▶ **Assignment**: Through the line that contains "Run time: 98", return the data below exactly, starting at its first line; leave the rest out.

▶ **Dataset records**:
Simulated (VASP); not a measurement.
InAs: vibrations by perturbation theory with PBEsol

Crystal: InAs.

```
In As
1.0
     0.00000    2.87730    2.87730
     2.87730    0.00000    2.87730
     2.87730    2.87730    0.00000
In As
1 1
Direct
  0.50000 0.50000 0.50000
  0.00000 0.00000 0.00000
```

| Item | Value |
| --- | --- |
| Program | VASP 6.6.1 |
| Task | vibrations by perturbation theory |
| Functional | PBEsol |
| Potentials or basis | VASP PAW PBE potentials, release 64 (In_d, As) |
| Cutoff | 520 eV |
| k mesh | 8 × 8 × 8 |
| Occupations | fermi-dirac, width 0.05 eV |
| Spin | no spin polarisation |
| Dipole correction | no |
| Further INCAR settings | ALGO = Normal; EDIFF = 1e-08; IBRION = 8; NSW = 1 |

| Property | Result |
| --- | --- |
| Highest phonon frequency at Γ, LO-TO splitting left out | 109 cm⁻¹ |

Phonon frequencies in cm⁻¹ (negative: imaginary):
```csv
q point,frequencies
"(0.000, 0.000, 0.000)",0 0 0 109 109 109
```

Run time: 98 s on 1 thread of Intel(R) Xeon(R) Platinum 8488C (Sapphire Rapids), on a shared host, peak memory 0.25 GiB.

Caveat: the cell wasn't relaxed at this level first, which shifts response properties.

▶ **Exercise result**:
Simulated (VASP); not a measurement.
InAs: vibrations by perturbation theory with PBEsol

Crystal: InAs.

```
In As
1.0
     0.00000    2.87730    2.87730
     2.87730    0.00000    2.87730
     2.87730    2.87730    0.00000
In As
1 1
Direct
  0.50000 0.50000 0.50000
  0.00000 0.00000 0.00000
```

| Item | Value |
| --- | --- |
| Program | VASP 6.6.1 |
| Task | vibrations by perturbation theory |
| Functional | PBEsol |
| Potentials or basis | VASP PAW PBE potentials, release 64 (In_d, As) |
| Cutoff | 520 eV |
| k mesh | 8 × 8 × 8 |
| Occupations | fermi-dirac, width 0.05 eV |
| Spin | no spin polarisation |
| Dipole correction | no |
| Further INCAR settings | ALGO = Normal; EDIFF = 1e-08; IBRION = 8; NSW = 1 |

| Property | Result |
| --- | --- |
| Highest phonon frequency at Γ, LO-TO splitting left out | 109 cm⁻¹ |

Phonon frequencies in cm⁻¹ (negative: imaginary):
```csv
q point,frequencies
"(0.000, 0.000, 0.000)",0 0 0 109 109 109
```

Run time: 98 s on 1 thread of Intel(R) Xeon(R) Platinum 8488C (Sapphire Rapids), on a shared host, peak memory 0.25 GiB.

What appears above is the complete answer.